* ASSIGNED TASK
The material must be copied out exactly, line for line.

* RECORDS SUPPLIED
━━━━━━━━━━

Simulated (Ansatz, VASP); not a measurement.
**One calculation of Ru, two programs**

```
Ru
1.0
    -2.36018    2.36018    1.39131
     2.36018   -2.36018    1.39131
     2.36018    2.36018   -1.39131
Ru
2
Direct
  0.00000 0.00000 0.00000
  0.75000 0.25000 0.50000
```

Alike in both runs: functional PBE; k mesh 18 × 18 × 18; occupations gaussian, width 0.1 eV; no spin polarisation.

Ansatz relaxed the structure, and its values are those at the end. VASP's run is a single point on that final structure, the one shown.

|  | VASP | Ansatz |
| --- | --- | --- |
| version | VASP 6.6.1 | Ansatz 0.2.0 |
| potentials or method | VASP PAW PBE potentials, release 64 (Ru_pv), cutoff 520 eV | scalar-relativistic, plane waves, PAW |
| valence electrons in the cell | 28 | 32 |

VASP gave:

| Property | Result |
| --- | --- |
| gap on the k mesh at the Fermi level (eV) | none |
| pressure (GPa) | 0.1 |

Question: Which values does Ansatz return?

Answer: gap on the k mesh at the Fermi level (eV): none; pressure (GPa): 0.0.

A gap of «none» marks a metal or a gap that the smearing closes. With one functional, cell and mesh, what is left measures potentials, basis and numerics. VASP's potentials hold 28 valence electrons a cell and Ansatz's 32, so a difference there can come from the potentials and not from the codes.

━━━━━━━━━━

* EXERCISE RESPONSE
Simulated (Ansatz, VASP); not a measurement.
**One calculation of Ru, two programs**

```
Ru
1.0
    -2.36018    2.36018    1.39131
     2.36018   -2.36018    1.39131
     2.36018    2.36018   -1.39131
Ru
2
Direct
  0.00000 0.00000 0.00000
  0.75000 0.25000 0.50000
```

Alike in both runs: functional PBE; k mesh 18 × 18 × 18; occupations gaussian, width 0.1 eV; no spin polarisation.

Ansatz relaxed the structure, and its values are those at the end. VASP's run is a single point on that final structure, the one shown.

|  | VASP | Ansatz |
| --- | --- | --- |
| version | VASP 6.6.1 | Ansatz 0.2.0 |
| potentials or method | VASP PAW PBE potentials, release 64 (Ru_pv), cutoff 520 eV | scalar-relativistic, plane waves, PAW |
| valence electrons in the cell | 28 | 32 |

VASP gave:

| Property | Result |
| --- | --- |
| gap on the k mesh at the Fermi level (eV) | none |
| pressure (GPa) | 0.1 |

Question: Which values does Ansatz return?

Answer: gap on the k mesh at the Fermi level (eV): none; pressure (GPa): 0.0.

A gap of «none» marks a metal or a gap that the smearing closes. With one functional, cell and mesh, what is left measures potentials, basis and numerics. VASP's potentials hold 28 valence electrons a cell and Ansatz's 32, so a difference there can come from the potentials and not from the codes.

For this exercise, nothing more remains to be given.